#### [Brief]
Return every entry below exactly as written.

------ Source data ------
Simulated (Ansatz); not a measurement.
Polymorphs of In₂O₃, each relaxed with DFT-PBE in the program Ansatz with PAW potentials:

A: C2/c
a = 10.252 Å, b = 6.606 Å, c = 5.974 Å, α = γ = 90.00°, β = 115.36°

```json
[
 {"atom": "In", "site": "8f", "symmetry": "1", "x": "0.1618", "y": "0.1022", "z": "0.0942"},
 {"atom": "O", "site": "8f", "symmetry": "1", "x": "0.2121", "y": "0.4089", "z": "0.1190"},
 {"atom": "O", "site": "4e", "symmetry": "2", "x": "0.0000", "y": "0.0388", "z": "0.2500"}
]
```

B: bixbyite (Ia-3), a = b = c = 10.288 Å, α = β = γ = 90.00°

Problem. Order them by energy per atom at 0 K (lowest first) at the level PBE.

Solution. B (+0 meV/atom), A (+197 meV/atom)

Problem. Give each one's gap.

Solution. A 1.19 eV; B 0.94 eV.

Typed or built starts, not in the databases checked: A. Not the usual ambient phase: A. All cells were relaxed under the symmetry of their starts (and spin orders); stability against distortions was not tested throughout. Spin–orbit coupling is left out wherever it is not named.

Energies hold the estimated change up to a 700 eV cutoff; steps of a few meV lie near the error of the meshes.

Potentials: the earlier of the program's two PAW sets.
------

#### [Your solution]
Simulated (Ansatz); not a measurement.
Polymorphs of In₂O₃, each relaxed with DFT-PBE in the program Ansatz with PAW potentials:

A: C2/c
a = 10.252 Å, b = 6.606 Å, c = 5.974 Å, α = γ = 90.00°, β = 115.36°

```json
[
 {"atom": "In", "site": "8f", "symmetry": "1", "x": "0.1618", "y": "0.1022", "z": "0.0942"},
 {"atom": "O", "site": "8f", "symmetry": "1", "x": "0.2121", "y": "0.4089", "z": "0.1190"},
 {"atom": "O", "site": "4e", "symmetry": "2", "x": "0.0000", "y": "0.0388", "z": "0.2500"}
]
```

B: bixbyite (Ia-3), a = b = c = 10.288 Å, α = β = γ = 90.00°

Problem. Order them by energy per atom at 0 K (lowest first) at the level PBE.

Solution. B (+0 meV/atom), A (+197 meV/atom)

Problem. Give each one's gap.

Solution. A 1.19 eV; B 0.94 eV.

Typed or built starts, not in the databases checked: A. Not the usual ambient phase: A. All cells were relaxed under the symmetry of their starts (and spin orders); stability against distortions was not tested throughout. Spin–orbit coupling is left out wherever it is not named.

Energies hold the estimated change up to a 700 eV cutoff; steps of a few meV lie near the error of the meshes.

Potentials: the earlier of the program's two PAW sets.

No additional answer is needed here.